* **WORK INSTRUCTION**: Output each line of the material exactly as it stands.

* **SUPPLIED ENTRIES**:
::::::

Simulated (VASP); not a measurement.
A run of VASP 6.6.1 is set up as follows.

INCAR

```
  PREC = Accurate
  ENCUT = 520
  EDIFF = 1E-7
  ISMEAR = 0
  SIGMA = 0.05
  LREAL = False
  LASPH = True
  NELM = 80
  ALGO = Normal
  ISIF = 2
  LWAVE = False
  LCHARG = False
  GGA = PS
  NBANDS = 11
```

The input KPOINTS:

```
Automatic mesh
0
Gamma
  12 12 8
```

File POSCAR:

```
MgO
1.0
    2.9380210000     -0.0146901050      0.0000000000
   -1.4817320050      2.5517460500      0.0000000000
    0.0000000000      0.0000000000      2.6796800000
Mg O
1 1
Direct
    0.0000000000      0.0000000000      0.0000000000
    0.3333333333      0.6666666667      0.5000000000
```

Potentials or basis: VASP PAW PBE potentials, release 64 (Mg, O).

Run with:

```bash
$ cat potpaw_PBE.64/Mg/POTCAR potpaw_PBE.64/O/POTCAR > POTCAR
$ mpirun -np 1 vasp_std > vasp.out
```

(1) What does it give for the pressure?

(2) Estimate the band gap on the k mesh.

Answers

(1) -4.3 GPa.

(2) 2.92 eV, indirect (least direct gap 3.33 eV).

::::::

* **WORKED SOLUTION**:
Simulated (VASP); not a measurement.
A run of VASP 6.6.1 is set up as follows.

INCAR

```
  PREC = Accurate
  ENCUT = 520
  EDIFF = 1E-7
  ISMEAR = 0
  SIGMA = 0.05
  LREAL = False
  LASPH = True
  NELM = 80
  ALGO = Normal
  ISIF = 2
  LWAVE = False
  LCHARG = False
  GGA = PS
  NBANDS = 11
```

The input KPOINTS:

```
Automatic mesh
0
Gamma
  12 12 8
```

File POSCAR:

```
MgO
1.0
    2.9380210000     -0.0146901050      0.0000000000
   -1.4817320050      2.5517460500      0.0000000000
    0.0000000000      0.0000000000      2.6796800000
Mg O
1 1
Direct
    0.0000000000      0.0000000000      0.0000000000
    0.3333333333      0.6666666667      0.5000000000
```

Potentials or basis: VASP PAW PBE potentials, release 64 (Mg, O).

Run with:

```bash
$ cat potpaw_PBE.64/Mg/POTCAR potpaw_PBE.64/O/POTCAR > POTCAR
$ mpirun -np 1 vasp_std > vasp.out
```

(1) What does it give for the pressure?

(2) Estimate the band gap on the k mesh.

Answers

(1) -4.3 GPa.

(2) 2.92 eV, indirect (least direct gap 3.33 eV).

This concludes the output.